Action item - Go to the line below containing "Result: (a) 3.34; (b) -0.5." and print exactly from there through the line containing "Caveats: the relaxation", both included. Print nothing else.

━━━━━━

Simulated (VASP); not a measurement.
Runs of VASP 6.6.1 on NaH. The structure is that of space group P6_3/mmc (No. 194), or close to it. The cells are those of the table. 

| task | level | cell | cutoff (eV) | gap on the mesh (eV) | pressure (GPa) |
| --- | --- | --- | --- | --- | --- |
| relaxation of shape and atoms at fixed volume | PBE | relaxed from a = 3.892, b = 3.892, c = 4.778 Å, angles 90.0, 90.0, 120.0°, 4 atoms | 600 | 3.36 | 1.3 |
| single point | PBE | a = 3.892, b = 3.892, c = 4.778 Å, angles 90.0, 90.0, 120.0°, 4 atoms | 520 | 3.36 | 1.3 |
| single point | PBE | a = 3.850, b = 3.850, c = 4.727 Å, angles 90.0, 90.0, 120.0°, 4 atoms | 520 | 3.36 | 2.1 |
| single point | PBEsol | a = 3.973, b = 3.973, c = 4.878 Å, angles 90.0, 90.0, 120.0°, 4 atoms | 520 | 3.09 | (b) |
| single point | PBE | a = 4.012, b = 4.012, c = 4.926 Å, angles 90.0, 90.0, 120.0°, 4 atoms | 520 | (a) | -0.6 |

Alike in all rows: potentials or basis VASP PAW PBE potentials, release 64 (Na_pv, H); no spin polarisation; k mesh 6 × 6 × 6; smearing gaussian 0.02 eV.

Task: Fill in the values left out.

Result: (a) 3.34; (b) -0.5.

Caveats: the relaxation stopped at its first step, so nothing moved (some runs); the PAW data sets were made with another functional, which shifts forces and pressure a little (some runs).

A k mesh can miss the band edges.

━━━━━━

Task solution -
Result: (a) 3.34; (b) -0.5.

Caveats: the relaxation stopped at its first step, so nothing moved (some runs); the PAW data sets were made with another functional, which shifts forces and pressure a little (some runs).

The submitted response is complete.